==== ENTRIES SUPPLIED
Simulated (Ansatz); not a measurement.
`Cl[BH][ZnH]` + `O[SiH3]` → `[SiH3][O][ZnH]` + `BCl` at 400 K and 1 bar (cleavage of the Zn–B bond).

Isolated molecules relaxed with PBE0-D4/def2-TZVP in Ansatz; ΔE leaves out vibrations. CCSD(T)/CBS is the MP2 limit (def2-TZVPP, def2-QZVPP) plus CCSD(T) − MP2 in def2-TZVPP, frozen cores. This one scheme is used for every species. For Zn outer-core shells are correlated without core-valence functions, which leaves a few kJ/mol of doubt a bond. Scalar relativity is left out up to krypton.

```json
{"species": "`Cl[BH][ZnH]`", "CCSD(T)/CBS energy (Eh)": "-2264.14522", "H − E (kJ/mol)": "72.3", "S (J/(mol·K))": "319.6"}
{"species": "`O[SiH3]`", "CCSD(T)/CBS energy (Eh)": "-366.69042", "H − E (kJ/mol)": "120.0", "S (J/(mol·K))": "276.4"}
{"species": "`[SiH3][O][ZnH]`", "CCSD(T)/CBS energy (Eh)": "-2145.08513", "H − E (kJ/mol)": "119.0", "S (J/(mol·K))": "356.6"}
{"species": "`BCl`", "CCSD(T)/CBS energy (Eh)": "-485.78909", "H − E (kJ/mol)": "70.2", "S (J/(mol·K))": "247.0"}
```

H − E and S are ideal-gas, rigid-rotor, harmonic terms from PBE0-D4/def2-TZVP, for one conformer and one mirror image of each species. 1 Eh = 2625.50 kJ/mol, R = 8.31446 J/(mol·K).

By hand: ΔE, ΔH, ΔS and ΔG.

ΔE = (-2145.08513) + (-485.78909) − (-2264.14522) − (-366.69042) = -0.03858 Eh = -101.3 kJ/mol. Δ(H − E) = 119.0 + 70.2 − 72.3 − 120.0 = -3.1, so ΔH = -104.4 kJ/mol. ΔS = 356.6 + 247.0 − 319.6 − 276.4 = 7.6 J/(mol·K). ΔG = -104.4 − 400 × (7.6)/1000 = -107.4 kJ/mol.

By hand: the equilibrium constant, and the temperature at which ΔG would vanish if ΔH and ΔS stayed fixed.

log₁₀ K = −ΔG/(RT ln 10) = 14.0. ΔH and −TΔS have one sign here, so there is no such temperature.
========

Please set down again, word for word, only the lines from the start of the entries through the line with "By hand: ΔE, ΔH, ΔS and ΔG.", both ends included.

Simulated (Ansatz); not a measurement.
`Cl[BH][ZnH]` + `O[SiH3]` → `[SiH3][O][ZnH]` + `BCl` at 400 K and 1 bar (cleavage of the Zn–B bond).

Isolated molecules relaxed with PBE0-D4/def2-TZVP in Ansatz; ΔE leaves out vibrations. CCSD(T)/CBS is the MP2 limit (def2-TZVPP, def2-QZVPP) plus CCSD(T) − MP2 in def2-TZVPP, frozen cores. This one scheme is used for every species. For Zn outer-core shells are correlated without core-valence functions, which leaves a few kJ/mol of doubt a bond. Scalar relativity is left out up to krypton.

```json
{"species": "`Cl[BH][ZnH]`", "CCSD(T)/CBS energy (Eh)": "-2264.14522", "H − E (kJ/mol)": "72.3", "S (J/(mol·K))": "319.6"}
{"species": "`O[SiH3]`", "CCSD(T)/CBS energy (Eh)": "-366.69042", "H − E (kJ/mol)": "120.0", "S (J/(mol·K))": "276.4"}
{"species": "`[SiH3][O][ZnH]`", "CCSD(T)/CBS energy (Eh)": "-2145.08513", "H − E (kJ/mol)": "119.0", "S (J/(mol·K))": "356.6"}
{"species": "`BCl`", "CCSD(T)/CBS energy (Eh)": "-485.78909", "H − E (kJ/mol)": "70.2", "S (J/(mol·K))": "247.0"}
```

H − E and S are ideal-gas, rigid-rotor, harmonic terms from PBE0-D4/def2-TZVP, for one conformer and one mirror image of each species. 1 Eh = 2625.50 kJ/mol, R = 8.31446 J/(mol·K).

By hand: ΔE, ΔH, ΔS and ΔG.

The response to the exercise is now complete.